══════

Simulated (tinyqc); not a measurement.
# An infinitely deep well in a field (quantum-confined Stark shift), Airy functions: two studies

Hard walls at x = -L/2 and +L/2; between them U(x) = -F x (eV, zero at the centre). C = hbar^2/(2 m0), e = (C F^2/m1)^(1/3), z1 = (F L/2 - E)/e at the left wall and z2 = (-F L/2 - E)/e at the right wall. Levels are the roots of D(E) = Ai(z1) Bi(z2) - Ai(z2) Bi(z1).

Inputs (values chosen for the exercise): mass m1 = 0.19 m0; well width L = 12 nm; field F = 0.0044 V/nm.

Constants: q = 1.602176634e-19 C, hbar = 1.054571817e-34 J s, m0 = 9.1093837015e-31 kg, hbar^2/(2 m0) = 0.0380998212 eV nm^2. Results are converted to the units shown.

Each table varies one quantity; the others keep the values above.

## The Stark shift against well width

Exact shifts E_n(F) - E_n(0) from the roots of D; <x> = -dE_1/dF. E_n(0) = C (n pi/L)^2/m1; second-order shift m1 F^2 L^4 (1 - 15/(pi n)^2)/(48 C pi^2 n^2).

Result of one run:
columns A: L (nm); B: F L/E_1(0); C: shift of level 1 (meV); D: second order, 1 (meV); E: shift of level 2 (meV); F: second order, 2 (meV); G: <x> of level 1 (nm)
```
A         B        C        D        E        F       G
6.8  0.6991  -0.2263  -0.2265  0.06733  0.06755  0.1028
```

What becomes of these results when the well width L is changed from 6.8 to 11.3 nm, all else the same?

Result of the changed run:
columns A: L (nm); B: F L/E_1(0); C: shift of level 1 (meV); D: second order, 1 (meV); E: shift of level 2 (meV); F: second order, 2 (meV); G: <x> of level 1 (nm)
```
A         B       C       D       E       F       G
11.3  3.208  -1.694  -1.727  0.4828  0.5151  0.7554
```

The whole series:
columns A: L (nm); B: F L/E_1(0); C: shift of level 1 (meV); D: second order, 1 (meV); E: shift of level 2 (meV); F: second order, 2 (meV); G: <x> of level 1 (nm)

══════

_Action item:_
Reproduce the records above line by line, without any change, up to and including the line that holds "Result of the".

_Written solution:_
Simulated (tinyqc); not a measurement.
# An infinitely deep well in a field (quantum-confined Stark shift), Airy functions: two studies

Hard walls at x = -L/2 and +L/2; between them U(x) = -F x (eV, zero at the centre). C = hbar^2/(2 m0), e = (C F^2/m1)^(1/3), z1 = (F L/2 - E)/e at the left wall and z2 = (-F L/2 - E)/e at the right wall. Levels are the roots of D(E) = Ai(z1) Bi(z2) - Ai(z2) Bi(z1).

Inputs (values chosen for the exercise): mass m1 = 0.19 m0; well width L = 12 nm; field F = 0.0044 V/nm.

Constants: q = 1.602176634e-19 C, hbar = 1.054571817e-34 J s, m0 = 9.1093837015e-31 kg, hbar^2/(2 m0) = 0.0380998212 eV nm^2. Results are converted to the units shown.

Each table varies one quantity; the others keep the values above.

## The Stark shift against well width

Exact shifts E_n(F) - E_n(0) from the roots of D; <x> = -dE_1/dF. E_n(0) = C (n pi/L)^2/m1; second-order shift m1 F^2 L^4 (1 - 15/(pi n)^2)/(48 C pi^2 n^2).

Result of one run:
columns A: L (nm); B: F L/E_1(0); C: shift of level 1 (meV); D: second order, 1 (meV); E: shift of level 2 (meV); F: second order, 2 (meV); G: <x> of level 1 (nm)
```
A         B        C        D        E        F       G
6.8  0.6991  -0.2263  -0.2265  0.06733  0.06755  0.1028
```

What becomes of these results when the well width L is changed from 6.8 to 11.3 nm, all else the same?

Result of the changed run:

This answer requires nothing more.